Work item. Could you restate word for word every line of the records below, from the first one to the one holding "(2) none (metal or under the smearing width)."?

Given records.
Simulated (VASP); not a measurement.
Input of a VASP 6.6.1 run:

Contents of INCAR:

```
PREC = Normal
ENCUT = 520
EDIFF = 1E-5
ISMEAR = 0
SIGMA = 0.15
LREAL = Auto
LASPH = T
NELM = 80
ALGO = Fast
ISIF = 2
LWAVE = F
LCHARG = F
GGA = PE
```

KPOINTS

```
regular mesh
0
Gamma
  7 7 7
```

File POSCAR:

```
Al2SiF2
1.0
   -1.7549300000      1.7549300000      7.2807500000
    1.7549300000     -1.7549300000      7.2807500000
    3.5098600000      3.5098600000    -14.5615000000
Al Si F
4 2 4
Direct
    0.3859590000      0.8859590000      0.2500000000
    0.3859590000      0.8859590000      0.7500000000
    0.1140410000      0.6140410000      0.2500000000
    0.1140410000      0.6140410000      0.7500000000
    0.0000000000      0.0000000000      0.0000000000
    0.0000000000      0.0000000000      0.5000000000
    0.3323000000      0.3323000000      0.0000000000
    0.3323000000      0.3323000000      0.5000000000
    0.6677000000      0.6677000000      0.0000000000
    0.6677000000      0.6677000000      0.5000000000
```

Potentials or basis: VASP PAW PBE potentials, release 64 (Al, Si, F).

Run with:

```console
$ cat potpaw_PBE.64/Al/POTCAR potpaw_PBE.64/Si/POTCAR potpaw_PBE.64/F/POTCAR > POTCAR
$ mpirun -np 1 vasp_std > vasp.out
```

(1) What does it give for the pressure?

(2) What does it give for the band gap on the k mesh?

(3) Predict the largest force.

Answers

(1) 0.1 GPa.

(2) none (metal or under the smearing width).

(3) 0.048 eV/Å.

Exercise response.
Simulated (VASP); not a measurement.
Input of a VASP 6.6.1 run:

Contents of INCAR:

```
PREC = Normal
ENCUT = 520
EDIFF = 1E-5
ISMEAR = 0
SIGMA = 0.15
LREAL = Auto
LASPH = T
NELM = 80
ALGO = Fast
ISIF = 2
LWAVE = F
LCHARG = F
GGA = PE
```

KPOINTS

```
regular mesh
0
Gamma
  7 7 7
```

File POSCAR:

```
Al2SiF2
1.0
   -1.7549300000      1.7549300000      7.2807500000
    1.7549300000     -1.7549300000      7.2807500000
    3.5098600000      3.5098600000    -14.5615000000
Al Si F
4 2 4
Direct
    0.3859590000      0.8859590000      0.2500000000
    0.3859590000      0.8859590000      0.7500000000
    0.1140410000      0.6140410000      0.2500000000
    0.1140410000      0.6140410000      0.7500000000
    0.0000000000      0.0000000000      0.0000000000
    0.0000000000      0.0000000000      0.5000000000
    0.3323000000      0.3323000000      0.0000000000
    0.3323000000      0.3323000000      0.5000000000
    0.6677000000      0.6677000000      0.0000000000
    0.6677000000      0.6677000000      0.5000000000
```

Potentials or basis: VASP PAW PBE potentials, release 64 (Al, Si, F).

Run with:

```console
$ cat potpaw_PBE.64/Al/POTCAR potpaw_PBE.64/Si/POTCAR potpaw_PBE.64/F/POTCAR > POTCAR
$ mpirun -np 1 vasp_std > vasp.out
```

(1) What does it give for the pressure?

(2) What does it give for the band gap on the k mesh?

(3) Predict the largest force.

Answers

(1) 0.1 GPa.

(2) none (metal or under the smearing width).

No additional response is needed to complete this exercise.